→ **Brief**:
Exactly the lines starting at the line containing "NMR data simulated" and ending at the line containing "- An NH or NH2 group: yes (δH -0.09 (br s))." are to be written out from the listing below, both included.

→ **Data provided**:
=-=-=
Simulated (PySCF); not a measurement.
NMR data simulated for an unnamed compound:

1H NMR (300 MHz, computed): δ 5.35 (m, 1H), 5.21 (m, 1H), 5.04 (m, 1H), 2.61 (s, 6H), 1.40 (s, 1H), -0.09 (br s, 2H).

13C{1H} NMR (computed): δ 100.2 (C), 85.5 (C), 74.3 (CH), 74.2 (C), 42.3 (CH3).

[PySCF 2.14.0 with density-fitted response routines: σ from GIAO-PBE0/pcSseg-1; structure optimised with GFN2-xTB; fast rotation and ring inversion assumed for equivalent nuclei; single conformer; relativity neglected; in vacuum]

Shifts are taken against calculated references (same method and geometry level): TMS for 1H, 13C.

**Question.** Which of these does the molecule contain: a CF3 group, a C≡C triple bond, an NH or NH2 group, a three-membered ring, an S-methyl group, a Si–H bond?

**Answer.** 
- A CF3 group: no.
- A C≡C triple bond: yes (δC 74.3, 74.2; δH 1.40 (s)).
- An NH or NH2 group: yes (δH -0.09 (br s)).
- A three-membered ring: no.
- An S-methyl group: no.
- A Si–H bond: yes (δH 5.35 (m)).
=-=-=

→ **Task response**:
NMR data simulated for an unnamed compound:

1H NMR (300 MHz, computed): δ 5.35 (m, 1H), 5.21 (m, 1H), 5.04 (m, 1H), 2.61 (s, 6H), 1.40 (s, 1H), -0.09 (br s, 2H).

13C{1H} NMR (computed): δ 100.2 (C), 85.5 (C), 74.3 (CH), 74.2 (C), 42.3 (CH3).

[PySCF 2.14.0 with density-fitted response routines: σ from GIAO-PBE0/pcSseg-1; structure optimised with GFN2-xTB; fast rotation and ring inversion assumed for equivalent nuclei; single conformer; relativity neglected; in vacuum]

Shifts are taken against calculated references (same method and geometry level): TMS for 1H, 13C.

**Question.** Which of these does the molecule contain: a CF3 group, a C≡C triple bond, an NH or NH2 group, a three-membered ring, an S-methyl group, a Si–H bond?

**Answer.** 
- A CF3 group: no.
- A C≡C triple bond: yes (δC 74.3, 74.2; δH 1.40 (s)).
- An NH or NH2 group: yes (δH -0.09 (br s)).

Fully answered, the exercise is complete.